------------------------------------------------------------------------
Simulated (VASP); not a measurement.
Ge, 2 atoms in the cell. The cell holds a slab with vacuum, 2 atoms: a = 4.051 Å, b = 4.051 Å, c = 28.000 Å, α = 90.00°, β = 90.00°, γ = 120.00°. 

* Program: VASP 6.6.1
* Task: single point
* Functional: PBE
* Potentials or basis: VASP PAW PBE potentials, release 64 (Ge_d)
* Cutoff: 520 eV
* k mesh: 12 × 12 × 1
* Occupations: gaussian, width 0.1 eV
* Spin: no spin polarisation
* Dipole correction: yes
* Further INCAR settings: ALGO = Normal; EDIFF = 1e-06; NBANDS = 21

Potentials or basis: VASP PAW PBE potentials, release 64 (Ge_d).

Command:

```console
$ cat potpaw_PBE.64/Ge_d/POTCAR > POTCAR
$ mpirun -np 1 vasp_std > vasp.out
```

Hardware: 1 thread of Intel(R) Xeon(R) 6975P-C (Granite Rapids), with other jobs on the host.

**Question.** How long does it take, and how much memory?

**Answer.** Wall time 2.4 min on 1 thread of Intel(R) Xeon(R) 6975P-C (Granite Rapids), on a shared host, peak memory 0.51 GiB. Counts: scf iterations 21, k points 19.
------------------------------------------------------------------------

• [Required action] Retype only this range exactly: the first line of the data through the line where "how much memory?" appears.

• [Your solution]
Simulated (VASP); not a measurement.
Ge, 2 atoms in the cell. The cell holds a slab with vacuum, 2 atoms: a = 4.051 Å, b = 4.051 Å, c = 28.000 Å, α = 90.00°, β = 90.00°, γ = 120.00°. 

* Program: VASP 6.6.1
* Task: single point
* Functional: PBE
* Potentials or basis: VASP PAW PBE potentials, release 64 (Ge_d)
* Cutoff: 520 eV
* k mesh: 12 × 12 × 1
* Occupations: gaussian, width 0.1 eV
* Spin: no spin polarisation
* Dipole correction: yes
* Further INCAR settings: ALGO = Normal; EDIFF = 1e-06; NBANDS = 21

Potentials or basis: VASP PAW PBE potentials, release 64 (Ge_d).

Command:

```console
$ cat potpaw_PBE.64/Ge_d/POTCAR > POTCAR
$ mpirun -np 1 vasp_std > vasp.out
```

Hardware: 1 thread of Intel(R) Xeon(R) 6975P-C (Granite Rapids), with other jobs on the host.

**Question.** How long does it take, and how much memory?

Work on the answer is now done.